-------- Material supplied --------

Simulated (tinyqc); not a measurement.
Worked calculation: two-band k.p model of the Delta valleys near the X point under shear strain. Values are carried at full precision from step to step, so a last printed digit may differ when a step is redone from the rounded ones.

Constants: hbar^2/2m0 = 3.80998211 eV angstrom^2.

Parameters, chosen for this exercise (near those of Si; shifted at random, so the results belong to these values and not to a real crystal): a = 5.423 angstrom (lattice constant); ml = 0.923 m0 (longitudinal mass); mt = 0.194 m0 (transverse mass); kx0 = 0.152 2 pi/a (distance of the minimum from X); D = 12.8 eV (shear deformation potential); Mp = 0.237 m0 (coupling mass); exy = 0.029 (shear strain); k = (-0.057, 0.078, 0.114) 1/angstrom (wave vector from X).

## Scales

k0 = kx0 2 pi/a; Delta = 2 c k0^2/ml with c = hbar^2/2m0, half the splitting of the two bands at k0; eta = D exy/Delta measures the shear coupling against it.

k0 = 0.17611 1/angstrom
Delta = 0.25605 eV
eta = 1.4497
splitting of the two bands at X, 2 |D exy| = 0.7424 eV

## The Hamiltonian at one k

--------

### Action item:
Repeat the data in full, keeping each word exactly as it is.

### Exercise answer:
Simulated (tinyqc); not a measurement.
Worked calculation: two-band k.p model of the Delta valleys near the X point under shear strain. Values are carried at full precision from step to step, so a last printed digit may differ when a step is redone from the rounded ones.

Constants: hbar^2/2m0 = 3.80998211 eV angstrom^2.

Parameters, chosen for this exercise (near those of Si; shifted at random, so the results belong to these values and not to a real crystal): a = 5.423 angstrom (lattice constant); ml = 0.923 m0 (longitudinal mass); mt = 0.194 m0 (transverse mass); kx0 = 0.152 2 pi/a (distance of the minimum from X); D = 12.8 eV (shear deformation potential); Mp = 0.237 m0 (coupling mass); exy = 0.029 (shear strain); k = (-0.057, 0.078, 0.114) 1/angstrom (wave vector from X).

## Scales

k0 = kx0 2 pi/a; Delta = 2 c k0^2/ml with c = hbar^2/2m0, half the splitting of the two bands at k0; eta = D exy/Delta measures the shear coupling against it.

k0 = 0.17611 1/angstrom
Delta = 0.25605 eV
eta = 1.4497
splitting of the two bands at X, 2 |D exy| = 0.7424 eV

## The Hamiltonian at one k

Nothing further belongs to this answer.